MATERIAL SUPPLIED:

################

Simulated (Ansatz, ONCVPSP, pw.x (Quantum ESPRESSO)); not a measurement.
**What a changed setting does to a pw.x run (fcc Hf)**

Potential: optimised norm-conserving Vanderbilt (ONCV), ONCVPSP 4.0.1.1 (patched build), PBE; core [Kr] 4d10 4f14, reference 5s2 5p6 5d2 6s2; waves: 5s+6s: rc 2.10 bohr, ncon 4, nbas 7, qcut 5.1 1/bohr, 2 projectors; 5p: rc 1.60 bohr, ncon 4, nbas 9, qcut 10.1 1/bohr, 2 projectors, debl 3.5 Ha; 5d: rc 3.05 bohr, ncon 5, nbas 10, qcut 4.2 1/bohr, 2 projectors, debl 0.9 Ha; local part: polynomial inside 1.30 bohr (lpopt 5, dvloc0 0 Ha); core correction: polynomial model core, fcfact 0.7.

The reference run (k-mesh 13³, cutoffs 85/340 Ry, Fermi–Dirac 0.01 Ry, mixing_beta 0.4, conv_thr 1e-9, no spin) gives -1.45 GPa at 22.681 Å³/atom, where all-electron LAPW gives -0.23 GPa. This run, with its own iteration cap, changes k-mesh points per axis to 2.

################

EXERCISE: Beginning at the top of the data, please return every line until and including the line containing "run (fcc Hf)**", copied exactly, and nothing past it.

ANSWER SECTION:
Simulated (Ansatz, ONCVPSP, pw.x (Quantum ESPRESSO)); not a measurement.
**What a changed setting does to a pw.x run (fcc Hf)**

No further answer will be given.